◆ **Assignment**
All lines before the one containing "1/3 same-spin) give?", plus that line itself, are to be printed exactly as they appear below.

◆ **Records provided**
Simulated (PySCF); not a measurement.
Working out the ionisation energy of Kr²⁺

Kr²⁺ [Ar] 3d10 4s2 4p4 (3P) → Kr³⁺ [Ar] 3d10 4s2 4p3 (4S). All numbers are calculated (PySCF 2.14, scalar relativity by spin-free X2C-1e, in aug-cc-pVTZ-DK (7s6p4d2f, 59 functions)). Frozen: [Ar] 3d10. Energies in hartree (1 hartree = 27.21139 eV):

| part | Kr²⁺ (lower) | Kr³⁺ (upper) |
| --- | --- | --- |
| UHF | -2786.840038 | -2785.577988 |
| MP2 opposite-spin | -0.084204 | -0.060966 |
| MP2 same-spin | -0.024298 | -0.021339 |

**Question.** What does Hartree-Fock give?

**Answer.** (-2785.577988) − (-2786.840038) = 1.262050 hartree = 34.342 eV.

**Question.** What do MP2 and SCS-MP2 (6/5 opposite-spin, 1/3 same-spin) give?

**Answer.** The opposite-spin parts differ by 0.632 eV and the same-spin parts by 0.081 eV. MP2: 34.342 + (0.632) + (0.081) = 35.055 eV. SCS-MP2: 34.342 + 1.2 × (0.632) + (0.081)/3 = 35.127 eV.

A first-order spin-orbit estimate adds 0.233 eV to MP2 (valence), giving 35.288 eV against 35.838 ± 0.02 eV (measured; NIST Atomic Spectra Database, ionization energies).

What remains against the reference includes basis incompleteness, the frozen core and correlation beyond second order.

◆ **Answer box**
Simulated (PySCF); not a measurement.
Working out the ionisation energy of Kr²⁺

Kr²⁺ [Ar] 3d10 4s2 4p4 (3P) → Kr³⁺ [Ar] 3d10 4s2 4p3 (4S). All numbers are calculated (PySCF 2.14, scalar relativity by spin-free X2C-1e, in aug-cc-pVTZ-DK (7s6p4d2f, 59 functions)). Frozen: [Ar] 3d10. Energies in hartree (1 hartree = 27.21139 eV):

| part | Kr²⁺ (lower) | Kr³⁺ (upper) |
| --- | --- | --- |
| UHF | -2786.840038 | -2785.577988 |
| MP2 opposite-spin | -0.084204 | -0.060966 |
| MP2 same-spin | -0.024298 | -0.021339 |

**Question.** What does Hartree-Fock give?

**Answer.** (-2785.577988) − (-2786.840038) = 1.262050 hartree = 34.342 eV.

**Question.** What do MP2 and SCS-MP2 (6/5 opposite-spin, 1/3 same-spin) give?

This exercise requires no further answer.